### Source data
◇ ◇ ◇
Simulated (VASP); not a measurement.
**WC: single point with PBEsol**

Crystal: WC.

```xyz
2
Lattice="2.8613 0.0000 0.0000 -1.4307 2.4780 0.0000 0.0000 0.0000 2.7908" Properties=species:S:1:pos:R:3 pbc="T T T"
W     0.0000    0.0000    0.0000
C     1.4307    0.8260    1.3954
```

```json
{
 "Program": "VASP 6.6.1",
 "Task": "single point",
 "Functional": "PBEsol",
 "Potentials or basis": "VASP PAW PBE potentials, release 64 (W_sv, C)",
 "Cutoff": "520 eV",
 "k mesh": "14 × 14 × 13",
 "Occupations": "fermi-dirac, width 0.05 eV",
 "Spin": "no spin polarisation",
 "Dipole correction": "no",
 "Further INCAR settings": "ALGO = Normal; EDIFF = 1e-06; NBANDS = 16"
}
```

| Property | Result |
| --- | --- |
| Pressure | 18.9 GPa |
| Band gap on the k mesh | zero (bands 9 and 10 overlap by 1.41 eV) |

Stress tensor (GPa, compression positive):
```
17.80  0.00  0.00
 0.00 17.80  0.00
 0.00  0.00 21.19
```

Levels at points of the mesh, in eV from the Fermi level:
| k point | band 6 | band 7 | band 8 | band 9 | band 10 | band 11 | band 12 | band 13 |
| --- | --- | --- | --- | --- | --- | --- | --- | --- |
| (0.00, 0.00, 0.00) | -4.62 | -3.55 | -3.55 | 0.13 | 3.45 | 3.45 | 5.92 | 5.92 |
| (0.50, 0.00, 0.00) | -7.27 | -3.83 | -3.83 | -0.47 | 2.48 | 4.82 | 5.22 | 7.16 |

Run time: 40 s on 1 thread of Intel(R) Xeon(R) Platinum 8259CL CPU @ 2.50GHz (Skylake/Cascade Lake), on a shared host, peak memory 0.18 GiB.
◇ ◇ ◇

### Activity
Set down, word for word, each line from the top of the records above through the line with "Pressure | 18.9 GPa |".

### Answer area
Simulated (VASP); not a measurement.
**WC: single point with PBEsol**

Crystal: WC.

```xyz
2
Lattice="2.8613 0.0000 0.0000 -1.4307 2.4780 0.0000 0.0000 0.0000 2.7908" Properties=species:S:1:pos:R:3 pbc="T T T"
W     0.0000    0.0000    0.0000
C     1.4307    0.8260    1.3954
```

```json
{
 "Program": "VASP 6.6.1",
 "Task": "single point",
 "Functional": "PBEsol",
 "Potentials or basis": "VASP PAW PBE potentials, release 64 (W_sv, C)",
 "Cutoff": "520 eV",
 "k mesh": "14 × 14 × 13",
 "Occupations": "fermi-dirac, width 0.05 eV",
 "Spin": "no spin polarisation",
 "Dipole correction": "no",
 "Further INCAR settings": "ALGO = Normal; EDIFF = 1e-06; NBANDS = 16"
}
```

| Property | Result |
| --- | --- |
| Pressure | 18.9 GPa |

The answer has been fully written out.